▶ **WORK ORDER**: Exactly as they appear below, repeat the lines from the one with "Potentials or basis: VASP" through the one with "Caveat: the cell", and no others.

▶ **EXTRACTED RECORDS**:
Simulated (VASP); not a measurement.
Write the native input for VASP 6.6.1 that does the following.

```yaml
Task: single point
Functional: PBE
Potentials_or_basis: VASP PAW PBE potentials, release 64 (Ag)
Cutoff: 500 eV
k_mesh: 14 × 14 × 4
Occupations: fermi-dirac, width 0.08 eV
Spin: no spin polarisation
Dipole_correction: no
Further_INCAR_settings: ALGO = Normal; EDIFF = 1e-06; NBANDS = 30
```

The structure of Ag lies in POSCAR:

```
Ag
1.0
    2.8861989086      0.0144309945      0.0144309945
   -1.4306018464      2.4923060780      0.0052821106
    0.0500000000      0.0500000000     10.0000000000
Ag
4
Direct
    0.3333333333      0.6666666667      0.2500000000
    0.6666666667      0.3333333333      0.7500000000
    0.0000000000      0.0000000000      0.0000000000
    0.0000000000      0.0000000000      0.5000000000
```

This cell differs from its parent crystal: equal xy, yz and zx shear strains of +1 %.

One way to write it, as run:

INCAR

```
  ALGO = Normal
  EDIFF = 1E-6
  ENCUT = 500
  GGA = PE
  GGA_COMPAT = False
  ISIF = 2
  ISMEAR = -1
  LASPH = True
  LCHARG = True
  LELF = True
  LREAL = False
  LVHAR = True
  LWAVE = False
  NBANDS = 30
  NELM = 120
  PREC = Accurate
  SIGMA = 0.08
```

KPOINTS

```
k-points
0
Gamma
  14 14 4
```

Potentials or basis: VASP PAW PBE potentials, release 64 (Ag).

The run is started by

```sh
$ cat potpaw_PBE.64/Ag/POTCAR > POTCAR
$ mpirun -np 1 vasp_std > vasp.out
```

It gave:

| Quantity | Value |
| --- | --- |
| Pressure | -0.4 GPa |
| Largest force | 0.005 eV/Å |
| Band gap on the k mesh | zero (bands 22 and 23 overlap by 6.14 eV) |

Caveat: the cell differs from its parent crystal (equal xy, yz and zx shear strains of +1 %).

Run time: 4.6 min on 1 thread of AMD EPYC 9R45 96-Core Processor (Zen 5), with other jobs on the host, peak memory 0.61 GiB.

▶ **EXERCISE RESPONSE**:
Potentials or basis: VASP PAW PBE potentials, release 64 (Ag).

The run is started by

```sh
$ cat potpaw_PBE.64/Ag/POTCAR > POTCAR
$ mpirun -np 1 vasp_std > vasp.out
```

It gave:

| Quantity | Value |
| --- | --- |
| Pressure | -0.4 GPa |
| Largest force | 0.005 eV/Å |
| Band gap on the k mesh | zero (bands 22 and 23 overlap by 6.14 eV) |

Caveat: the cell differs from its parent crystal (equal xy, yz and zx shear strains of +1 %).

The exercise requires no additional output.